BRIEF —
Please reproduce the data below exactly, from the first line through the line containing "Map of the log10", and leave every later line out.

Segment Start: GIVEN INFORMATION

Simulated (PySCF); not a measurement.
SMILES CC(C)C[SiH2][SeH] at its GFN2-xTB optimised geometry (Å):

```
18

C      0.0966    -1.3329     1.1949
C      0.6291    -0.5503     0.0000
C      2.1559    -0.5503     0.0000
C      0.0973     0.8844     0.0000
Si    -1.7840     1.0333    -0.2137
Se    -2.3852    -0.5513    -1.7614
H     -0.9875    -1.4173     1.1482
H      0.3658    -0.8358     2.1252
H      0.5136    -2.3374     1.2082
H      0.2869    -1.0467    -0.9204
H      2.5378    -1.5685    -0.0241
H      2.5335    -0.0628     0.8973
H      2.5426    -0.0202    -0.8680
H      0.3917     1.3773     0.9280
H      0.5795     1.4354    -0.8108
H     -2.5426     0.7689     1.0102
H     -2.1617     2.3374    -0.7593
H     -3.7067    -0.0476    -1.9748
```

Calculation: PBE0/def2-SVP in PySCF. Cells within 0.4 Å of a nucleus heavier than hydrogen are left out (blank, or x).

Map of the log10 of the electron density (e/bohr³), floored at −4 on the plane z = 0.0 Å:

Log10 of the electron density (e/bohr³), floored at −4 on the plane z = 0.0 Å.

Segment End: GIVEN INFORMATION

RESPONSE BOX —
Simulated (PySCF); not a measurement.
SMILES CC(C)C[SiH2][SeH] at its GFN2-xTB optimised geometry (Å):

```
18

C      0.0966    -1.3329     1.1949
C      0.6291    -0.5503     0.0000
C      2.1559    -0.5503     0.0000
C      0.0973     0.8844     0.0000
Si    -1.7840     1.0333    -0.2137
Se    -2.3852    -0.5513    -1.7614
H     -0.9875    -1.4173     1.1482
H      0.3658    -0.8358     2.1252
H      0.5136    -2.3374     1.2082
H      0.2869    -1.0467    -0.9204
H      2.5378    -1.5685    -0.0241
H      2.5335    -0.0628     0.8973
H      2.5426    -0.0202    -0.8680
H      0.3917     1.3773     0.9280
H      0.5795     1.4354    -0.8108
H     -2.5426     0.7689     1.0102
H     -2.1617     2.3374    -0.7593
H     -3.7067    -0.0476    -1.9748
```

Calculation: PBE0/def2-SVP in PySCF. Cells within 0.4 Å of a nucleus heavier than hydrogen are left out (blank, or x).

Map of the log10 of the electron density (e/bohr³), floored at −4 on the plane z = 0.0 Å:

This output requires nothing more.